# Work order:
Nothing but the lines below between the line holding "The run is repeated" and the line holding "pressure -27.5 GPa.", inclusive, should appear in the answer, each set down exactly.

# Data supplied:
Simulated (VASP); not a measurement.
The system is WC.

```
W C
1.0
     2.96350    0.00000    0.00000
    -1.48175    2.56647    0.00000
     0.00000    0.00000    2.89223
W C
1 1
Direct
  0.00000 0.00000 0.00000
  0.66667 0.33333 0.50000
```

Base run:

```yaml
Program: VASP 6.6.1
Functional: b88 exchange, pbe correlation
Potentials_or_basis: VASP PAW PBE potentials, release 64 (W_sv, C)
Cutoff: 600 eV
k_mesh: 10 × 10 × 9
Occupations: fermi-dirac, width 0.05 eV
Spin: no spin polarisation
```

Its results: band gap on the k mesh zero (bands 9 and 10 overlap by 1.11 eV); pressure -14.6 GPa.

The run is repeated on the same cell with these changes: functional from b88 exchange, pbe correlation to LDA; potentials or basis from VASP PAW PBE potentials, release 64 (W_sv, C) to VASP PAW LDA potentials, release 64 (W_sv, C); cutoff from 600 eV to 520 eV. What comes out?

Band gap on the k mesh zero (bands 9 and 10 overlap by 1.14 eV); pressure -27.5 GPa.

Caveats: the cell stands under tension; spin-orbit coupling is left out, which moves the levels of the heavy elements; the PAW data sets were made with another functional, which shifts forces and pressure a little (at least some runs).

# Your solution:
The run is repeated on the same cell with these changes: functional from b88 exchange, pbe correlation to LDA; potentials or basis from VASP PAW PBE potentials, release 64 (W_sv, C) to VASP PAW LDA potentials, release 64 (W_sv, C); cutoff from 600 eV to 520 eV. What comes out?

Band gap on the k mesh zero (bands 9 and 10 overlap by 1.14 eV); pressure -27.5 GPa.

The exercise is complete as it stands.